→ **REQUIREMENT**
Everything in the listing must be transcribed exactly, from the first line to the last.

[ENTRIES SHOWN — start]
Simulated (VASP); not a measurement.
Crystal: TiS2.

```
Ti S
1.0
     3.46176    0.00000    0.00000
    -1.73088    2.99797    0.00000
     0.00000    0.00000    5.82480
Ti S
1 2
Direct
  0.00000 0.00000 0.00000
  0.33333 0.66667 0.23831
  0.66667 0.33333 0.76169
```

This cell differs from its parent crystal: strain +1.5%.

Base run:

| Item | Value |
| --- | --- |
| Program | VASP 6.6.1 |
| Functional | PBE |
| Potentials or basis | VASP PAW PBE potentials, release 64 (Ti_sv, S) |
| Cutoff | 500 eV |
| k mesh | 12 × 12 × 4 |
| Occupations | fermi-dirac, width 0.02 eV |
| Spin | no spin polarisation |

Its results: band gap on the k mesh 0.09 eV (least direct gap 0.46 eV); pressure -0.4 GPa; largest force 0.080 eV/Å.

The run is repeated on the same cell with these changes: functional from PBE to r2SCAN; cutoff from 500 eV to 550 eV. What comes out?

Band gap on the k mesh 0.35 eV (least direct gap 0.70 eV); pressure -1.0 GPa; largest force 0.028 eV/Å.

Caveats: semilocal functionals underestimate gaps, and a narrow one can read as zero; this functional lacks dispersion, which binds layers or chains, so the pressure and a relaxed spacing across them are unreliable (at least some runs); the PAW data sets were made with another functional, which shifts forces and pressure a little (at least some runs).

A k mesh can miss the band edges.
[ENTRIES SHOWN — finish]

→ **YOUR SOLUTION**
Simulated (VASP); not a measurement.
Crystal: TiS2.

```
Ti S
1.0
     3.46176    0.00000    0.00000
    -1.73088    2.99797    0.00000
     0.00000    0.00000    5.82480
Ti S
1 2
Direct
  0.00000 0.00000 0.00000
  0.33333 0.66667 0.23831
  0.66667 0.33333 0.76169
```

This cell differs from its parent crystal: strain +1.5%.

Base run:

| Item | Value |
| --- | --- |
| Program | VASP 6.6.1 |
| Functional | PBE |
| Potentials or basis | VASP PAW PBE potentials, release 64 (Ti_sv, S) |
| Cutoff | 500 eV |
| k mesh | 12 × 12 × 4 |
| Occupations | fermi-dirac, width 0.02 eV |
| Spin | no spin polarisation |

Its results: band gap on the k mesh 0.09 eV (least direct gap 0.46 eV); pressure -0.4 GPa; largest force 0.080 eV/Å.

The run is repeated on the same cell with these changes: functional from PBE to r2SCAN; cutoff from 500 eV to 550 eV. What comes out?

Band gap on the k mesh 0.35 eV (least direct gap 0.70 eV); pressure -1.0 GPa; largest force 0.028 eV/Å.

Caveats: semilocal functionals underestimate gaps, and a narrow one can read as zero; this functional lacks dispersion, which binds layers or chains, so the pressure and a relaxed spacing across them are unreliable (at least some runs); the PAW data sets were made with another functional, which shifts forces and pressure a little (at least some runs).

A k mesh can miss the band edges.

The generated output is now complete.